**TASK ITEM:**
When you reproduce the listing below, keep every entry exactly as written.

**SUPPLIED MATERIAL:**
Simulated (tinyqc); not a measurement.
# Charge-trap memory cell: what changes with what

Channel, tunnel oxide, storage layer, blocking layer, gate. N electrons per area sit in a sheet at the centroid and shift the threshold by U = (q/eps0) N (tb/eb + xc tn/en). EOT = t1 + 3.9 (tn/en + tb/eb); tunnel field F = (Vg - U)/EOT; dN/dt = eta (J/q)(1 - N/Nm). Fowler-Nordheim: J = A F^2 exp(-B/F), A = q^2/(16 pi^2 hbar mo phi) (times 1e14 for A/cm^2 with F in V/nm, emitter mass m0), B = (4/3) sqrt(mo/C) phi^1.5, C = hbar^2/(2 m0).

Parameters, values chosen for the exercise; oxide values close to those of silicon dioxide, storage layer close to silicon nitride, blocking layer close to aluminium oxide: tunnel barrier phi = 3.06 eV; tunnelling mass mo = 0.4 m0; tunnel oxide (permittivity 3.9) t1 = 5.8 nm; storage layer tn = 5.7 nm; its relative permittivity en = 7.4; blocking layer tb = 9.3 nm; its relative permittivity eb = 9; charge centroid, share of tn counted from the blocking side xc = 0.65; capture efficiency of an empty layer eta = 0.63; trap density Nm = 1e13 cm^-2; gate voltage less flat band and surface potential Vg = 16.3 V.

**WRITTEN ANSWER:**
Simulated (tinyqc); not a measurement.
# Charge-trap memory cell: what changes with what

Channel, tunnel oxide, storage layer, blocking layer, gate. N electrons per area sit in a sheet at the centroid and shift the threshold by U = (q/eps0) N (tb/eb + xc tn/en). EOT = t1 + 3.9 (tn/en + tb/eb); tunnel field F = (Vg - U)/EOT; dN/dt = eta (J/q)(1 - N/Nm). Fowler-Nordheim: J = A F^2 exp(-B/F), A = q^2/(16 pi^2 hbar mo phi) (times 1e14 for A/cm^2 with F in V/nm, emitter mass m0), B = (4/3) sqrt(mo/C) phi^1.5, C = hbar^2/(2 m0).

Parameters, values chosen for the exercise; oxide values close to those of silicon dioxide, storage layer close to silicon nitride, blocking layer close to aluminium oxide: tunnel barrier phi = 3.06 eV; tunnelling mass mo = 0.4 m0; tunnel oxide (permittivity 3.9) t1 = 5.8 nm; storage layer tn = 5.7 nm; its relative permittivity en = 7.4; blocking layer tb = 9.3 nm; its relative permittivity eb = 9; charge centroid, share of tn counted from the blocking side xc = 0.65; capture efficiency of an empty layer eta = 0.63; trap density Nm = 1e13 cm^-2; gate voltage less flat band and surface potential Vg = 16.3 V.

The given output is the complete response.